Material shown ▸
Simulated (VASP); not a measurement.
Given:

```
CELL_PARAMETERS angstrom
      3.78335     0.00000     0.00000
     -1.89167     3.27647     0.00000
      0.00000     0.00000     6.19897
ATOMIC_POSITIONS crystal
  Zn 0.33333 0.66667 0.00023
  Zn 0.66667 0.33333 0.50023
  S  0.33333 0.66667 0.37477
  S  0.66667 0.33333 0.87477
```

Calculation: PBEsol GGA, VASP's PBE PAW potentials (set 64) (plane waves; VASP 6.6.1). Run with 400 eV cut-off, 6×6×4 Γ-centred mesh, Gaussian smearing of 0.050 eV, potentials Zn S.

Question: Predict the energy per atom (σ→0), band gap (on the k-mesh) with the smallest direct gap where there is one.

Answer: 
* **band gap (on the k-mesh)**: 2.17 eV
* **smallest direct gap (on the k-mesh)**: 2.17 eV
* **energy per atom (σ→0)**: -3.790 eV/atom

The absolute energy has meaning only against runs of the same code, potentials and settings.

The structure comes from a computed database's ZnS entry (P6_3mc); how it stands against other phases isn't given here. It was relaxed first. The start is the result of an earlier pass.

Requirement ▸
Output should match, line for line, the stretch of the material above from the line holding "Calculation: PBEsol GGA, VASP's" through the line holding "(σ→0)**: -3.790 eV/atom".

Your solution ▸
Calculation: PBEsol GGA, VASP's PBE PAW potentials (set 64) (plane waves; VASP 6.6.1). Run with 400 eV cut-off, 6×6×4 Γ-centred mesh, Gaussian smearing of 0.050 eV, potentials Zn S.

Question: Predict the energy per atom (σ→0), band gap (on the k-mesh) with the smallest direct gap where there is one.

Answer: 
* **band gap (on the k-mesh)**: 2.17 eV
* **smallest direct gap (on the k-mesh)**: 2.17 eV
* **energy per atom (σ→0)**: -3.790 eV/atom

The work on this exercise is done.